*Work task:*
Each and every line of the data must appear exactly as given.

*Data supplied:*
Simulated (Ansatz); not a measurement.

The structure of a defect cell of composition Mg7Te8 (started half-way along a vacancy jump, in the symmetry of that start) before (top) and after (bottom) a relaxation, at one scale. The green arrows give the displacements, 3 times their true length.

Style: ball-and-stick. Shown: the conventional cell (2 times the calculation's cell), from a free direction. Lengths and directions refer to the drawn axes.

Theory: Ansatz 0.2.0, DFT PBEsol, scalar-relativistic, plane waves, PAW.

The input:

*Task solution:*
Simulated (Ansatz); not a measurement.

The structure of a defect cell of composition Mg7Te8 (started half-way along a vacancy jump, in the symmetry of that start) before (top) and after (bottom) a relaxation, at one scale. The green arrows give the displacements, 3 times their true length.

Style: ball-and-stick. Shown: the conventional cell (2 times the calculation's cell), from a free direction. Lengths and directions refer to the drawn axes.

Theory: Ansatz 0.2.0, DFT PBEsol, scalar-relativistic, plane waves, PAW.

The input:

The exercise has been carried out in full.